### DATASET ENTRIES

++++++

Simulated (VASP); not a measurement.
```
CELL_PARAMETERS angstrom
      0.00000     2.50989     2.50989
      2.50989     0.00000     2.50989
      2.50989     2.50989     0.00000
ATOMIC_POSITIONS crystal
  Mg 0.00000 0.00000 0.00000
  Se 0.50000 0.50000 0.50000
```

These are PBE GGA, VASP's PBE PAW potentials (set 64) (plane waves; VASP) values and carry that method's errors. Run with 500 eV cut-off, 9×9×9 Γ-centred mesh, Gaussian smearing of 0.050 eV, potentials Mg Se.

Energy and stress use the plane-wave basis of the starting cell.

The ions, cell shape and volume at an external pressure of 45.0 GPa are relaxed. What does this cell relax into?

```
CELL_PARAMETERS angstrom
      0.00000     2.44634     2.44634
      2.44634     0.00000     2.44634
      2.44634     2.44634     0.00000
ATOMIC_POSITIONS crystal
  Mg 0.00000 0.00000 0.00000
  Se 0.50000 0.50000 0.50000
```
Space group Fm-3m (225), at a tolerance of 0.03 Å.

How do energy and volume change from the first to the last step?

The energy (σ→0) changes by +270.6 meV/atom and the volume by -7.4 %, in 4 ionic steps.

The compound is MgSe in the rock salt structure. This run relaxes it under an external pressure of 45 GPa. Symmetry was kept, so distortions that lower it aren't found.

++++++

### WORK ITEM
Look back at the data above. Transcribe exactly the lines starting at the line that contains "Energy and stress" and ending at the line that contains "The energy (σ→0)".

### ANSWER SECTION
Energy and stress use the plane-wave basis of the starting cell.

The ions, cell shape and volume at an external pressure of 45.0 GPa are relaxed. What does this cell relax into?

```
CELL_PARAMETERS angstrom
      0.00000     2.44634     2.44634
      2.44634     0.00000     2.44634
      2.44634     2.44634     0.00000
ATOMIC_POSITIONS crystal
  Mg 0.00000 0.00000 0.00000
  Se 0.50000 0.50000 0.50000
```
Space group Fm-3m (225), at a tolerance of 0.03 Å.

How do energy and volume change from the first to the last step?

The energy (σ→0) changes by +270.6 meV/atom and the volume by -7.4 %, in 4 ionic steps.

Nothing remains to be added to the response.